» **ASSIGNMENT**
Copy out the data below verbatim.

Start of INFORMATION

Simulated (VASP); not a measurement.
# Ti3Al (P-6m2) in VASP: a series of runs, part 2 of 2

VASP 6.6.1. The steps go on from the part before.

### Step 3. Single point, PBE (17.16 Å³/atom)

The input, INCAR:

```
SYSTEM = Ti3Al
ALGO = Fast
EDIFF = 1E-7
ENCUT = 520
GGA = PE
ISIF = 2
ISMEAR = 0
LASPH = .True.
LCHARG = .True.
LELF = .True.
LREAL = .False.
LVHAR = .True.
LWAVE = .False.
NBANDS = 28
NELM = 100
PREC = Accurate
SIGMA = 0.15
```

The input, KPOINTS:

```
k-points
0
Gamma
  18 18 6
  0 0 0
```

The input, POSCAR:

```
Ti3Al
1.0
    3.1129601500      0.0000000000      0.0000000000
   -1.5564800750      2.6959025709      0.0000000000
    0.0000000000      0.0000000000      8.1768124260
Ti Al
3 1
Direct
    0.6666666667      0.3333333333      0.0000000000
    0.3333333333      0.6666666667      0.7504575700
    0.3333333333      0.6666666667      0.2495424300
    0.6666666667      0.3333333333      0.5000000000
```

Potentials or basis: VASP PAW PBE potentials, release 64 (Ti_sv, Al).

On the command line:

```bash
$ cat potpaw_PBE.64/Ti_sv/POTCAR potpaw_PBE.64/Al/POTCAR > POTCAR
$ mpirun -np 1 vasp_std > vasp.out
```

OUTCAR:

End of INFORMATION

» **RESULT**
Simulated (VASP); not a measurement.
# Ti3Al (P-6m2) in VASP: a series of runs, part 2 of 2

VASP 6.6.1. The steps go on from the part before.

### Step 3. Single point, PBE (17.16 Å³/atom)

The input, INCAR:

```
SYSTEM = Ti3Al
ALGO = Fast
EDIFF = 1E-7
ENCUT = 520
GGA = PE
ISIF = 2
ISMEAR = 0
LASPH = .True.
LCHARG = .True.
LELF = .True.
LREAL = .False.
LVHAR = .True.
LWAVE = .False.
NBANDS = 28
NELM = 100
PREC = Accurate
SIGMA = 0.15
```

The input, KPOINTS:

```
k-points
0
Gamma
  18 18 6
  0 0 0
```

The input, POSCAR:

```
Ti3Al
1.0
    3.1129601500      0.0000000000      0.0000000000
   -1.5564800750      2.6959025709      0.0000000000
    0.0000000000      0.0000000000      8.1768124260
Ti Al
3 1
Direct
    0.6666666667      0.3333333333      0.0000000000
    0.3333333333      0.6666666667      0.7504575700
    0.3333333333      0.6666666667      0.2495424300
    0.6666666667      0.3333333333      0.5000000000
```

Potentials or basis: VASP PAW PBE potentials, release 64 (Ti_sv, Al).

On the command line:

```bash
$ cat potpaw_PBE.64/Ti_sv/POTCAR potpaw_PBE.64/Al/POTCAR > POTCAR
$ mpirun -np 1 vasp_std > vasp.out
```

OUTCAR:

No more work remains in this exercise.